--- Supplied entries ---
........
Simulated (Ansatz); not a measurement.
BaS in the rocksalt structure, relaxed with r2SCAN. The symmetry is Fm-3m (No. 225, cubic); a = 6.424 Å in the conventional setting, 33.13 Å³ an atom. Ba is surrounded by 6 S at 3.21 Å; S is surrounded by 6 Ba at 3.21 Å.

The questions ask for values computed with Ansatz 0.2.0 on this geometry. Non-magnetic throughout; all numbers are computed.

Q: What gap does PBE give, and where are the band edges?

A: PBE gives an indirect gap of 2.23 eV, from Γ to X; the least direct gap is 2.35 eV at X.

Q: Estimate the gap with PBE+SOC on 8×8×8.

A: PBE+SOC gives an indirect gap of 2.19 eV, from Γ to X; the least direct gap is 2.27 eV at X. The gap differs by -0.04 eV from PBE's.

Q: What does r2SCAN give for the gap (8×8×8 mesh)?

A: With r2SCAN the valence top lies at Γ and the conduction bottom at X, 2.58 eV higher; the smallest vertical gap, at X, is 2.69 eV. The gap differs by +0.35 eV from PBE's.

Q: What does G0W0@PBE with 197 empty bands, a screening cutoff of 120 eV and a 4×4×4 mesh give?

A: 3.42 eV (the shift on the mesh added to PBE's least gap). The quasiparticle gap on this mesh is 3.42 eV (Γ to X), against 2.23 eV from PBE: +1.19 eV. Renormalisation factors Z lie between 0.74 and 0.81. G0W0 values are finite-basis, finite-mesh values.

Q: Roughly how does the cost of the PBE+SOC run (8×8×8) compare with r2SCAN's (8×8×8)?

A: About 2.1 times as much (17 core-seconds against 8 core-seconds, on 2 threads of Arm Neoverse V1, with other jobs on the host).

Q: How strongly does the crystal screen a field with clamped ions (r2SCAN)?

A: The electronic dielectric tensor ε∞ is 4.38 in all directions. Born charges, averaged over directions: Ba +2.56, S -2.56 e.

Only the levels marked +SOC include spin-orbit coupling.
........

--- Brief ---
Start at the first line of the material. Reproduce every line exactly, ending with the line that holds "A: The electronic".

--- Answer box ---
Simulated (Ansatz); not a measurement.
BaS in the rocksalt structure, relaxed with r2SCAN. The symmetry is Fm-3m (No. 225, cubic); a = 6.424 Å in the conventional setting, 33.13 Å³ an atom. Ba is surrounded by 6 S at 3.21 Å; S is surrounded by 6 Ba at 3.21 Å.

The questions ask for values computed with Ansatz 0.2.0 on this geometry. Non-magnetic throughout; all numbers are computed.

Q: What gap does PBE give, and where are the band edges?

A: PBE gives an indirect gap of 2.23 eV, from Γ to X; the least direct gap is 2.35 eV at X.

Q: Estimate the gap with PBE+SOC on 8×8×8.

A: PBE+SOC gives an indirect gap of 2.19 eV, from Γ to X; the least direct gap is 2.27 eV at X. The gap differs by -0.04 eV from PBE's.

Q: What does r2SCAN give for the gap (8×8×8 mesh)?

A: With r2SCAN the valence top lies at Γ and the conduction bottom at X, 2.58 eV higher; the smallest vertical gap, at X, is 2.69 eV. The gap differs by +0.35 eV from PBE's.

Q: What does G0W0@PBE with 197 empty bands, a screening cutoff of 120 eV and a 4×4×4 mesh give?

A: 3.42 eV (the shift on the mesh added to PBE's least gap). The quasiparticle gap on this mesh is 3.42 eV (Γ to X), against 2.23 eV from PBE: +1.19 eV. Renormalisation factors Z lie between 0.74 and 0.81. G0W0 values are finite-basis, finite-mesh values.

Q: Roughly how does the cost of the PBE+SOC run (8×8×8) compare with r2SCAN's (8×8×8)?

A: About 2.1 times as much (17 core-seconds against 8 core-seconds, on 2 threads of Arm Neoverse V1, with other jobs on the host).

Q: How strongly does the crystal screen a field with clamped ions (r2SCAN)?

A: The electronic dielectric tensor ε∞ is 4.38 in all directions. Born charges, averaged over directions: Ba +2.56, S -2.56 e.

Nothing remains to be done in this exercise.